**Material provided**
--------------------------------

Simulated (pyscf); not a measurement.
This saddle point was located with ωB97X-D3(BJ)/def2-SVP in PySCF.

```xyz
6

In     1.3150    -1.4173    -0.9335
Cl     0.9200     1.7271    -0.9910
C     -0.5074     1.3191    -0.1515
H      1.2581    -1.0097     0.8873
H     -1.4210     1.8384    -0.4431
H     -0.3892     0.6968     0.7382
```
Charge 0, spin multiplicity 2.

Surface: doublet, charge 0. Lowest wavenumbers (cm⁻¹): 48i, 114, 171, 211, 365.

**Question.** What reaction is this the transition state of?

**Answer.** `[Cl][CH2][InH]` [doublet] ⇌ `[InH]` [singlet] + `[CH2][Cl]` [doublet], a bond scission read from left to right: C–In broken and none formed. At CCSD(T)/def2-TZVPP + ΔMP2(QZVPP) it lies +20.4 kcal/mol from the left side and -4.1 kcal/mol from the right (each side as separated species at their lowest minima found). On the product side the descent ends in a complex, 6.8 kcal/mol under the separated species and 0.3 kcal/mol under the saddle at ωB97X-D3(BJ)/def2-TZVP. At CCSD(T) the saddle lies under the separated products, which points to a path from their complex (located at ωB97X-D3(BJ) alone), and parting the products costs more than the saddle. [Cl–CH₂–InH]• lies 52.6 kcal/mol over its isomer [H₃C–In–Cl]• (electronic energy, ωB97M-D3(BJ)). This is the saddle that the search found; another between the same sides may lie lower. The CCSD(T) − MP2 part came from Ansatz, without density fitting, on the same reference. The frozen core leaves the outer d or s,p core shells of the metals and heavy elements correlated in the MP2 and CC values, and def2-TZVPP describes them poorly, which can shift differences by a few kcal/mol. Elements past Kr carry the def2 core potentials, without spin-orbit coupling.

--------------------------------

Please print, exactly and with nothing else, the lines from the first line of the entries through the line containing "Surface: doublet, charge".

**Your solution**
Simulated (pyscf); not a measurement.
This saddle point was located with ωB97X-D3(BJ)/def2-SVP in PySCF.

```xyz
6

In     1.3150    -1.4173    -0.9335
Cl     0.9200     1.7271    -0.9910
C     -0.5074     1.3191    -0.1515
H      1.2581    -1.0097     0.8873
H     -1.4210     1.8384    -0.4431
H     -0.3892     0.6968     0.7382
```
Charge 0, spin multiplicity 2.

Surface: doublet, charge 0. Lowest wavenumbers (cm⁻¹): 48i, 114, 171, 211, 365.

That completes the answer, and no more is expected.